|---|

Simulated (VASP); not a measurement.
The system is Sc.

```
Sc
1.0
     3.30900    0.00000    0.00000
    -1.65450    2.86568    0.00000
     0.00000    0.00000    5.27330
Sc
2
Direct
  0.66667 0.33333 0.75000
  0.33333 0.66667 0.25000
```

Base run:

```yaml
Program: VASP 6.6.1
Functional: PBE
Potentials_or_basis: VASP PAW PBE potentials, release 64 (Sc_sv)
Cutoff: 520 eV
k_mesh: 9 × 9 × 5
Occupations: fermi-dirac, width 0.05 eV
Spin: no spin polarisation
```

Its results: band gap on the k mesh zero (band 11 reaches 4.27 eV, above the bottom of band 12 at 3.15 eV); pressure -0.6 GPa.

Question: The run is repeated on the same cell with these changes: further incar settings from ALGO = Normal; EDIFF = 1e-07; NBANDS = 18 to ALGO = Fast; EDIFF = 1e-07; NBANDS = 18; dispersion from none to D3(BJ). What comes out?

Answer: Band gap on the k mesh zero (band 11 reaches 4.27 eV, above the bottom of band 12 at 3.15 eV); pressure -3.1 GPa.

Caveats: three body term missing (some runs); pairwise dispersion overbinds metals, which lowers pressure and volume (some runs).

|---|

## Work request
From the entries above, write out only the lines starting at the line that holds "The system is Sc." and ending at the line that holds "Answer: Band gap", keeping both and matching them exactly.

## Solution
The system is Sc.

```
Sc
1.0
     3.30900    0.00000    0.00000
    -1.65450    2.86568    0.00000
     0.00000    0.00000    5.27330
Sc
2
Direct
  0.66667 0.33333 0.75000
  0.33333 0.66667 0.25000
```

Base run:

```yaml
Program: VASP 6.6.1
Functional: PBE
Potentials_or_basis: VASP PAW PBE potentials, release 64 (Sc_sv)
Cutoff: 520 eV
k_mesh: 9 × 9 × 5
Occupations: fermi-dirac, width 0.05 eV
Spin: no spin polarisation
```

Its results: band gap on the k mesh zero (band 11 reaches 4.27 eV, above the bottom of band 12 at 3.15 eV); pressure -0.6 GPa.

Question: The run is repeated on the same cell with these changes: further incar settings from ALGO = Normal; EDIFF = 1e-07; NBANDS = 18 to ALGO = Fast; EDIFF = 1e-07; NBANDS = 18; dispersion from none to D3(BJ). What comes out?

Answer: Band gap on the k mesh zero (band 11 reaches 4.27 eV, above the bottom of band 12 at 3.15 eV); pressure -3.1 GPa.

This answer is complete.